[Work request] Look through the records below for the line with "Task: Is there" and the line with "Task: How does", then return those lines and all lines between, exactly.

# # # #

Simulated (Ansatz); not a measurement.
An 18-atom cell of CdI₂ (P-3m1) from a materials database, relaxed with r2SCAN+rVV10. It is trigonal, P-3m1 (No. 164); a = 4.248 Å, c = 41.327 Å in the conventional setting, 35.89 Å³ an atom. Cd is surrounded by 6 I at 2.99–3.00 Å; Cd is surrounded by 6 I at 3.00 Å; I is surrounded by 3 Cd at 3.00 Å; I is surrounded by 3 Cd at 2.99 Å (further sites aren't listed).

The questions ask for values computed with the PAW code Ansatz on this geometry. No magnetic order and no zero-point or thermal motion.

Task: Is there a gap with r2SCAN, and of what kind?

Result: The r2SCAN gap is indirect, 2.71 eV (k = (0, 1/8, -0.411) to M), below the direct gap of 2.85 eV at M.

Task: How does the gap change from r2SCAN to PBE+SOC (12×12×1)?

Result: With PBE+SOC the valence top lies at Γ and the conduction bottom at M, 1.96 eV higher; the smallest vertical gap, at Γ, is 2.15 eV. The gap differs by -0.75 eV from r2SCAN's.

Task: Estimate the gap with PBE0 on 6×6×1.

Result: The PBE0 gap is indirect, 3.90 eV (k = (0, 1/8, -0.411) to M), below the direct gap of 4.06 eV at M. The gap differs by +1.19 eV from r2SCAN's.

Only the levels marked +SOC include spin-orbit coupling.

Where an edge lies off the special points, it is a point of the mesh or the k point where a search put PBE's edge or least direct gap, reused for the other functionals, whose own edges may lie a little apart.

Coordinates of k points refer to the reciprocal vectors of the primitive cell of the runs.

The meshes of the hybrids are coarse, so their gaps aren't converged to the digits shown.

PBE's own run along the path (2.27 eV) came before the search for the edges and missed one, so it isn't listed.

# # # #

[Your response]
Task: Is there a gap with r2SCAN, and of what kind?

Result: The r2SCAN gap is indirect, 2.71 eV (k = (0, 1/8, -0.411) to M), below the direct gap of 2.85 eV at M.

Task: How does the gap change from r2SCAN to PBE+SOC (12×12×1)?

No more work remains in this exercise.